* **EXTRACTED MATERIAL**
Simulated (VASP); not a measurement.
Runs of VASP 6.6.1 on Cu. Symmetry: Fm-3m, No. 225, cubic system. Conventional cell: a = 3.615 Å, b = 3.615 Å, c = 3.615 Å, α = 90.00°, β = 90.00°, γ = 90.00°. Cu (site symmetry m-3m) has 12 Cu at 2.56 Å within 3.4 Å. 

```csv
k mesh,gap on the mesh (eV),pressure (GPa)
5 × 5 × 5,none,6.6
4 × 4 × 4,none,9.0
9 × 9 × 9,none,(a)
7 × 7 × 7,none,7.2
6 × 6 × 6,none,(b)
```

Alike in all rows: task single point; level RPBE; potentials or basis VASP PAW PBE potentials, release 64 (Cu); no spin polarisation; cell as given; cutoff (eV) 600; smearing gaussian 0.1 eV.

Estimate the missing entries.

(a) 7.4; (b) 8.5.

* **ASSIGNMENT**
Output all entries exactly as given above.

* **TASK SOLUTION**
Simulated (VASP); not a measurement.
Runs of VASP 6.6.1 on Cu. Symmetry: Fm-3m, No. 225, cubic system. Conventional cell: a = 3.615 Å, b = 3.615 Å, c = 3.615 Å, α = 90.00°, β = 90.00°, γ = 90.00°. Cu (site symmetry m-3m) has 12 Cu at 2.56 Å within 3.4 Å. 

```csv
k mesh,gap on the mesh (eV),pressure (GPa)
5 × 5 × 5,none,6.6
4 × 4 × 4,none,9.0
9 × 9 × 9,none,(a)
7 × 7 × 7,none,7.2
6 × 6 × 6,none,(b)
```

Alike in all rows: task single point; level RPBE; potentials or basis VASP PAW PBE potentials, release 64 (Cu); no spin polarisation; cell as given; cutoff (eV) 600; smearing gaussian 0.1 eV.

Estimate the missing entries.

(a) 7.4; (b) 8.5.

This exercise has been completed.